§ Record excerpts:
::::::

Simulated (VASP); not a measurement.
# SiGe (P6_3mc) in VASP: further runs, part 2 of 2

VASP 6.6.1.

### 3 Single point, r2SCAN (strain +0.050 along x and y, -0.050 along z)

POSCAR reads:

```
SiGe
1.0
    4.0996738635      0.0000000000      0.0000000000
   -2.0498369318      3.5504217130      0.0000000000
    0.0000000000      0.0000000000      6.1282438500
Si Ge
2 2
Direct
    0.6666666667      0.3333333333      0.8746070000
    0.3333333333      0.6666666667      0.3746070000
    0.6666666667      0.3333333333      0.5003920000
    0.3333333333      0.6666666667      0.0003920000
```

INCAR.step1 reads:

::::::

§ Assignment: Give back every line of the data above exactly as written.

§ Written answer:
Simulated (VASP); not a measurement.
# SiGe (P6_3mc) in VASP: further runs, part 2 of 2

VASP 6.6.1.

### 3 Single point, r2SCAN (strain +0.050 along x and y, -0.050 along z)

POSCAR reads:

```
SiGe
1.0
    4.0996738635      0.0000000000      0.0000000000
   -2.0498369318      3.5504217130      0.0000000000
    0.0000000000      0.0000000000      6.1282438500
Si Ge
2 2
Direct
    0.6666666667      0.3333333333      0.8746070000
    0.3333333333      0.6666666667      0.3746070000
    0.6666666667      0.3333333333      0.5003920000
    0.3333333333      0.6666666667      0.0003920000
```

INCAR.step1 reads:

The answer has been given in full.